__Recorded information__.
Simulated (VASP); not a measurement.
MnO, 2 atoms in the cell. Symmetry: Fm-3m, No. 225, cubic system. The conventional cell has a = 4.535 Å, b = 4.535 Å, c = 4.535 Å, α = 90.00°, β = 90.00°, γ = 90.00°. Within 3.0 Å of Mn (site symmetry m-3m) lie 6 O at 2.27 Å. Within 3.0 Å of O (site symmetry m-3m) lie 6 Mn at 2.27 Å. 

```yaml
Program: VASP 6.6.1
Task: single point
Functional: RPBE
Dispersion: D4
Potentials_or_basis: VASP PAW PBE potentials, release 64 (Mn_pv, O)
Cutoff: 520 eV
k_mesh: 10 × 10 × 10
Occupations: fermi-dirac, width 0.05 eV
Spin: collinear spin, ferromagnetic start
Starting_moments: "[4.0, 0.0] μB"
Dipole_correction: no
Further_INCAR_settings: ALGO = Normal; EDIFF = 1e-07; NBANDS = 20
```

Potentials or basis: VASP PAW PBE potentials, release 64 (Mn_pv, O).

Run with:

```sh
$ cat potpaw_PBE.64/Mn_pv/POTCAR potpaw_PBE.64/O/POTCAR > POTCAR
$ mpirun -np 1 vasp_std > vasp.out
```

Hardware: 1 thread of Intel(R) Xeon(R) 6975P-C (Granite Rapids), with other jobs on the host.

__Work task__.
Return all the data exactly as given.

__Problem solution__.
Simulated (VASP); not a measurement.
MnO, 2 atoms in the cell. Symmetry: Fm-3m, No. 225, cubic system. The conventional cell has a = 4.535 Å, b = 4.535 Å, c = 4.535 Å, α = 90.00°, β = 90.00°, γ = 90.00°. Within 3.0 Å of Mn (site symmetry m-3m) lie 6 O at 2.27 Å. Within 3.0 Å of O (site symmetry m-3m) lie 6 Mn at 2.27 Å. 

```yaml
Program: VASP 6.6.1
Task: single point
Functional: RPBE
Dispersion: D4
Potentials_or_basis: VASP PAW PBE potentials, release 64 (Mn_pv, O)
Cutoff: 520 eV
k_mesh: 10 × 10 × 10
Occupations: fermi-dirac, width 0.05 eV
Spin: collinear spin, ferromagnetic start
Starting_moments: "[4.0, 0.0] μB"
Dipole_correction: no
Further_INCAR_settings: ALGO = Normal; EDIFF = 1e-07; NBANDS = 20
```

Potentials or basis: VASP PAW PBE potentials, release 64 (Mn_pv, O).

Run with:

```sh
$ cat potpaw_PBE.64/Mn_pv/POTCAR potpaw_PBE.64/O/POTCAR > POTCAR
$ mpirun -np 1 vasp_std > vasp.out
```

Hardware: 1 thread of Intel(R) Xeon(R) 6975P-C (Granite Rapids), with other jobs on the host.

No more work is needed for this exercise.